# [Dataset excerpts]
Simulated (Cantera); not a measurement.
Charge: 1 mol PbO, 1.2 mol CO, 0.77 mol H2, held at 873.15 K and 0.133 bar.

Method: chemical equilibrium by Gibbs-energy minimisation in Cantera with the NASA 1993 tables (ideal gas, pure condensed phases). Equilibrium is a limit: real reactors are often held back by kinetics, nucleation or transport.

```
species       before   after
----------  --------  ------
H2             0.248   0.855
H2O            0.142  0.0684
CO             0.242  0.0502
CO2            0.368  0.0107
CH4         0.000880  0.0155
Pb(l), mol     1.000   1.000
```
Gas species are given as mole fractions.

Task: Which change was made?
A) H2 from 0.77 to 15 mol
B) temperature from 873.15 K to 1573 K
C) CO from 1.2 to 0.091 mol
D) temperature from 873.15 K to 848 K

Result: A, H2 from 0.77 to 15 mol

# [Action item]
Give back every record exactly.

# [Your response]
Simulated (Cantera); not a measurement.
Charge: 1 mol PbO, 1.2 mol CO, 0.77 mol H2, held at 873.15 K and 0.133 bar.

Method: chemical equilibrium by Gibbs-energy minimisation in Cantera with the NASA 1993 tables (ideal gas, pure condensed phases). Equilibrium is a limit: real reactors are often held back by kinetics, nucleation or transport.

```
species       before   after
----------  --------  ------
H2             0.248   0.855
H2O            0.142  0.0684
CO             0.242  0.0502
CO2            0.368  0.0107
CH4         0.000880  0.0155
Pb(l), mol     1.000   1.000
```
Gas species are given as mole fractions.

Task: Which change was made?
A) H2 from 0.77 to 15 mol
B) temperature from 873.15 K to 1573 K
C) CO from 1.2 to 0.091 mol
D) temperature from 873.15 K to 848 K

Result: A, H2 from 0.77 to 15 mol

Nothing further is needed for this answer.